====== Information shown

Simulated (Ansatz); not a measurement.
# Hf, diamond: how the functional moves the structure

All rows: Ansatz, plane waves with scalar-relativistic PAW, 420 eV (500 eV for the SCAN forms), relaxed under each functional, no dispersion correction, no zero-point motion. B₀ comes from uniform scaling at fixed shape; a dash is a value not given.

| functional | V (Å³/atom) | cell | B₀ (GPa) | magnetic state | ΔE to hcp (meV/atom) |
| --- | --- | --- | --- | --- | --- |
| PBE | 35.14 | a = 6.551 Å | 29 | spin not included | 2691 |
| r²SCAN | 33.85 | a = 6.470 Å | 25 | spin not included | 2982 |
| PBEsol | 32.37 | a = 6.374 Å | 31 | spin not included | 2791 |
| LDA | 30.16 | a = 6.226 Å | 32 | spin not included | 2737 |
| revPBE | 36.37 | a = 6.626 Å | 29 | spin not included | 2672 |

============

> _Brief_: Repeat, exactly as they stand above, the lines from the line with "included | 2791 |" to the line with "included | 2737 |", both lines included.

> _Task solution_:
| PBEsol | 32.37 | a = 6.374 Å | 31 | spin not included | 2791 |
| LDA | 30.16 | a = 6.226 Å | 32 | spin not included | 2737 |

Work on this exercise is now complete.